══ RECORDS PROVIDED
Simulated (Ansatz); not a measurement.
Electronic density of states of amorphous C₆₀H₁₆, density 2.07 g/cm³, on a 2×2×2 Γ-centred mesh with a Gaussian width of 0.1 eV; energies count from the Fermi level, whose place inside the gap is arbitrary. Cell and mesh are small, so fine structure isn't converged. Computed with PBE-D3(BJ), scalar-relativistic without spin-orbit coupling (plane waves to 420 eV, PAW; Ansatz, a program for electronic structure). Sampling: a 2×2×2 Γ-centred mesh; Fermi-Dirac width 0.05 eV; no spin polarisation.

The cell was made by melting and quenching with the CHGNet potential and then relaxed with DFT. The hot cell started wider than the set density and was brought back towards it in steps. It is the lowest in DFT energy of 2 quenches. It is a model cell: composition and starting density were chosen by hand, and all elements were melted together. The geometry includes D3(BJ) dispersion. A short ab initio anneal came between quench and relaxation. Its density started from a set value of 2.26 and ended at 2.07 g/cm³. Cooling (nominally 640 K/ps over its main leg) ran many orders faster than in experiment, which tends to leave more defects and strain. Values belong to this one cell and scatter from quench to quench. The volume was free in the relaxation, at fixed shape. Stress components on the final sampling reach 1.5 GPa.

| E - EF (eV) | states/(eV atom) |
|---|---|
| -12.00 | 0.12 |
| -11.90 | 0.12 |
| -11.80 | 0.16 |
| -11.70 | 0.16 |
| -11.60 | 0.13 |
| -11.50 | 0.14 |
════

EXERCISE: Transcribe the records above exactly as they appear.

TASK ANSWER:
Simulated (Ansatz); not a measurement.
Electronic density of states of amorphous C₆₀H₁₆, density 2.07 g/cm³, on a 2×2×2 Γ-centred mesh with a Gaussian width of 0.1 eV; energies count from the Fermi level, whose place inside the gap is arbitrary. Cell and mesh are small, so fine structure isn't converged. Computed with PBE-D3(BJ), scalar-relativistic without spin-orbit coupling (plane waves to 420 eV, PAW; Ansatz, a program for electronic structure). Sampling: a 2×2×2 Γ-centred mesh; Fermi-Dirac width 0.05 eV; no spin polarisation.

The cell was made by melting and quenching with the CHGNet potential and then relaxed with DFT. The hot cell started wider than the set density and was brought back towards it in steps. It is the lowest in DFT energy of 2 quenches. It is a model cell: composition and starting density were chosen by hand, and all elements were melted together. The geometry includes D3(BJ) dispersion. A short ab initio anneal came between quench and relaxation. Its density started from a set value of 2.26 and ended at 2.07 g/cm³. Cooling (nominally 640 K/ps over its main leg) ran many orders faster than in experiment, which tends to leave more defects and strain. Values belong to this one cell and scatter from quench to quench. The volume was free in the relaxation, at fixed shape. Stress components on the final sampling reach 1.5 GPa.

| E - EF (eV) | states/(eV atom) |
|---|---|
| -12.00 | 0.12 |
| -11.90 | 0.12 |
| -11.80 | 0.16 |
| -11.70 | 0.16 |
| -11.60 | 0.13 |
| -11.50 | 0.14 |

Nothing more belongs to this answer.